:: Work request ::
Below are records; please set down exactly the lines from the first through the one containing "A: -1.0 GPa.".

[Opening Dataset excerpts section]

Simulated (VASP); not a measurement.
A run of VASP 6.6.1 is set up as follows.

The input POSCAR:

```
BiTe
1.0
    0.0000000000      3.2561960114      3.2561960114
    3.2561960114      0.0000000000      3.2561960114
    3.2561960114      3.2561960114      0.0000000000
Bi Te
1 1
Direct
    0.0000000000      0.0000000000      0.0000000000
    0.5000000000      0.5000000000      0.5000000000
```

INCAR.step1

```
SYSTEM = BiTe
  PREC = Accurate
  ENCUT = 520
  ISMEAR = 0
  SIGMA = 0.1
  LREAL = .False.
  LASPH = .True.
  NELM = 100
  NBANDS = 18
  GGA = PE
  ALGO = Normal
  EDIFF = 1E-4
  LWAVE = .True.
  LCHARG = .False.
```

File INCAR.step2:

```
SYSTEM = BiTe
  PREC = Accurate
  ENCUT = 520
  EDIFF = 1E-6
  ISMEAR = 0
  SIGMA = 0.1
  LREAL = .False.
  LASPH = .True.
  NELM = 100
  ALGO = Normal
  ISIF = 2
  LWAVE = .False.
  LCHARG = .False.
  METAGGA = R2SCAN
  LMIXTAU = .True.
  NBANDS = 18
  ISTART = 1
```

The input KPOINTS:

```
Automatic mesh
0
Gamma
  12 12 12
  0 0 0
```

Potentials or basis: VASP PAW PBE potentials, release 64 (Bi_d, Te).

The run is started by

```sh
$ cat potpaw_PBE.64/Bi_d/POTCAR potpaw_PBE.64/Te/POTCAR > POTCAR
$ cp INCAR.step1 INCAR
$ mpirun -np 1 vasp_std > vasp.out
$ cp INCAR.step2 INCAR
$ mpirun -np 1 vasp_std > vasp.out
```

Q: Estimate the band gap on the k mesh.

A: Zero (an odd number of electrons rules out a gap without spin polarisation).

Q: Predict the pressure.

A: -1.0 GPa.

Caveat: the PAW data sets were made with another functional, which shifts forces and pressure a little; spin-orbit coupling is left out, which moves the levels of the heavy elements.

[Closing Dataset excerpts section]

:: Exercise response ::
Simulated (VASP); not a measurement.
A run of VASP 6.6.1 is set up as follows.

The input POSCAR:

```
BiTe
1.0
    0.0000000000      3.2561960114      3.2561960114
    3.2561960114      0.0000000000      3.2561960114
    3.2561960114      3.2561960114      0.0000000000
Bi Te
1 1
Direct
    0.0000000000      0.0000000000      0.0000000000
    0.5000000000      0.5000000000      0.5000000000
```

INCAR.step1

```
SYSTEM = BiTe
  PREC = Accurate
  ENCUT = 520
  ISMEAR = 0
  SIGMA = 0.1
  LREAL = .False.
  LASPH = .True.
  NELM = 100
  NBANDS = 18
  GGA = PE
  ALGO = Normal
  EDIFF = 1E-4
  LWAVE = .True.
  LCHARG = .False.
```

File INCAR.step2:

```
SYSTEM = BiTe
  PREC = Accurate
  ENCUT = 520
  EDIFF = 1E-6
  ISMEAR = 0
  SIGMA = 0.1
  LREAL = .False.
  LASPH = .True.
  NELM = 100
  ALGO = Normal
  ISIF = 2
  LWAVE = .False.
  LCHARG = .False.
  METAGGA = R2SCAN
  LMIXTAU = .True.
  NBANDS = 18
  ISTART = 1
```

The input KPOINTS:

```
Automatic mesh
0
Gamma
  12 12 12
  0 0 0
```

Potentials or basis: VASP PAW PBE potentials, release 64 (Bi_d, Te).

The run is started by

```sh
$ cat potpaw_PBE.64/Bi_d/POTCAR potpaw_PBE.64/Te/POTCAR > POTCAR
$ cp INCAR.step1 INCAR
$ mpirun -np 1 vasp_std > vasp.out
$ cp INCAR.step2 INCAR
$ mpirun -np 1 vasp_std > vasp.out
```

Q: Estimate the band gap on the k mesh.

A: Zero (an odd number of electrons rules out a gap without spin polarisation).

Q: Predict the pressure.

A: -1.0 GPa.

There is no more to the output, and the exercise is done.